● ● ● ● ●

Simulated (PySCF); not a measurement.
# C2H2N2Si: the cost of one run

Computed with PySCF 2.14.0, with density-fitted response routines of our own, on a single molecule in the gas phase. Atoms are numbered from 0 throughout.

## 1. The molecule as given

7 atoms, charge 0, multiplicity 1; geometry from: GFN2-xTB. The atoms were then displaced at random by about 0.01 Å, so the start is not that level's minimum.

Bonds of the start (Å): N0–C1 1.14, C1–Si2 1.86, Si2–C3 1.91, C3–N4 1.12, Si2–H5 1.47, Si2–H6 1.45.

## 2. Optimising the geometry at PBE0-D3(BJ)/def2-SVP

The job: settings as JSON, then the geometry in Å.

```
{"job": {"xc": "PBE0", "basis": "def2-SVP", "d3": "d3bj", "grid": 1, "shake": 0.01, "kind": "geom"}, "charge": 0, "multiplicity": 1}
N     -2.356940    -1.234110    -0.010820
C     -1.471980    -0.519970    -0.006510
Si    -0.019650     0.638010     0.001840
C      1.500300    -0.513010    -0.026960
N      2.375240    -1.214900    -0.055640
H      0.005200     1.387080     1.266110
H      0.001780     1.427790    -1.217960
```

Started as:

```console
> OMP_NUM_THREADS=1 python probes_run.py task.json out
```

● ● ● ● ●

Assigned task >>
Each line of the records above must be copied exactly.

Response box >>
Simulated (PySCF); not a measurement.
# C2H2N2Si: the cost of one run

Computed with PySCF 2.14.0, with density-fitted response routines of our own, on a single molecule in the gas phase. Atoms are numbered from 0 throughout.

## 1. The molecule as given

7 atoms, charge 0, multiplicity 1; geometry from: GFN2-xTB. The atoms were then displaced at random by about 0.01 Å, so the start is not that level's minimum.

Bonds of the start (Å): N0–C1 1.14, C1–Si2 1.86, Si2–C3 1.91, C3–N4 1.12, Si2–H5 1.47, Si2–H6 1.45.

## 2. Optimising the geometry at PBE0-D3(BJ)/def2-SVP

The job: settings as JSON, then the geometry in Å.

```
{"job": {"xc": "PBE0", "basis": "def2-SVP", "d3": "d3bj", "grid": 1, "shake": 0.01, "kind": "geom"}, "charge": 0, "multiplicity": 1}
N     -2.356940    -1.234110    -0.010820
C     -1.471980    -0.519970    -0.006510
Si    -0.019650     0.638010     0.001840
C      1.500300    -0.513010    -0.026960
N      2.375240    -1.214900    -0.055640
H      0.005200     1.387080     1.266110
H      0.001780     1.427790    -1.217960
```

Started as:

```console
> OMP_NUM_THREADS=1 python probes_run.py task.json out
```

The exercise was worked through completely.